++++++++++++++++++++

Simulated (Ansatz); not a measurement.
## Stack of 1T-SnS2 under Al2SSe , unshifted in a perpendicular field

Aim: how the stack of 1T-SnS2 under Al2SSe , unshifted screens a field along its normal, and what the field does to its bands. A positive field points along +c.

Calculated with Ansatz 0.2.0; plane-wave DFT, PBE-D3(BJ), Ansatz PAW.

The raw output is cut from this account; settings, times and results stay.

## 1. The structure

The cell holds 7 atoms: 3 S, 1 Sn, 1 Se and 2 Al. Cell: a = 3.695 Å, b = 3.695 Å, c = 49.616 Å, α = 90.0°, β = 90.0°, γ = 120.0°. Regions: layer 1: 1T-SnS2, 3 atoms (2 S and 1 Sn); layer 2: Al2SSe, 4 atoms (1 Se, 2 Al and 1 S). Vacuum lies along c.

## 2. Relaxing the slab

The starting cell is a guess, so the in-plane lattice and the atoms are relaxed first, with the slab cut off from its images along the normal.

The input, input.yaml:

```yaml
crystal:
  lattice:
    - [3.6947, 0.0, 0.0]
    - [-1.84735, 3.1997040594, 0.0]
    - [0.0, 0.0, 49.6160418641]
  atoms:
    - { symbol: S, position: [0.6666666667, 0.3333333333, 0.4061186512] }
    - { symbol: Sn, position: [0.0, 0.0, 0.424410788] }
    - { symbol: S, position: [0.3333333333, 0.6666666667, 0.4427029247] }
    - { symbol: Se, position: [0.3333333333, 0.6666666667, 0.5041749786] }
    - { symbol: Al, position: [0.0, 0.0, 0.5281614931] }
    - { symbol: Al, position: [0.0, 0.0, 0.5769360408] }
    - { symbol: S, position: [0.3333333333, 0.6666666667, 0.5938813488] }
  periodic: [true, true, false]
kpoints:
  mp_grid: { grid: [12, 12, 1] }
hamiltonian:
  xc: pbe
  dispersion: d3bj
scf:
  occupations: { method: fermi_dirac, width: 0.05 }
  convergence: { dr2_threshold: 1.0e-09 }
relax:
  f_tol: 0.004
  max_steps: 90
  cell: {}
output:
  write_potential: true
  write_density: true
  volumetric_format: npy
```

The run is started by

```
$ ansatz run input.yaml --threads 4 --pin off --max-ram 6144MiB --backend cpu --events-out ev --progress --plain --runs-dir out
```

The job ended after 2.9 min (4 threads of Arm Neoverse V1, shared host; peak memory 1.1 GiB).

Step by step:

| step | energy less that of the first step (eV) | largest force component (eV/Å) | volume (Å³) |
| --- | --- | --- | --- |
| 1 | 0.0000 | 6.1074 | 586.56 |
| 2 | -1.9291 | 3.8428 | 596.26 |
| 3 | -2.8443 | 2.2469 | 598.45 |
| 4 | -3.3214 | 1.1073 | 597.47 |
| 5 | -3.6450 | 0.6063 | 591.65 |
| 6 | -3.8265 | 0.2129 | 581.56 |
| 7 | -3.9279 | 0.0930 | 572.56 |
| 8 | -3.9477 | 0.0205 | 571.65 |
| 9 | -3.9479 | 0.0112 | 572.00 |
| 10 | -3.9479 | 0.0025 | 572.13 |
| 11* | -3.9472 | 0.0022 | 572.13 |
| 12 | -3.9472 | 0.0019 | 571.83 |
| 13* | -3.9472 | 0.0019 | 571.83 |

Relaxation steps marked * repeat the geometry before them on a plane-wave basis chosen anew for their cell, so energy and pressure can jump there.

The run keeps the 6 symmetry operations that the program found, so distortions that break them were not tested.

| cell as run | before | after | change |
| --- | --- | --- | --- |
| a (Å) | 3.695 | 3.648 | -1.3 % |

++++++++++++++++++++

**Brief**: Give the exact lines, and only those, from the line containing "0.0205 | 571.65 |" through the line containing "Relaxation steps marked" in the entries above.

**Task result**:
| 8 | -3.9477 | 0.0205 | 571.65 |
| 9 | -3.9479 | 0.0112 | 572.00 |
| 10 | -3.9479 | 0.0025 | 572.13 |
| 11* | -3.9472 | 0.0022 | 572.13 |
| 12 | -3.9472 | 0.0019 | 571.83 |
| 13* | -3.9472 | 0.0019 | 571.83 |

Relaxation steps marked * repeat the geometry before them on a plane-wave basis chosen anew for their cell, so energy and pressure can jump there.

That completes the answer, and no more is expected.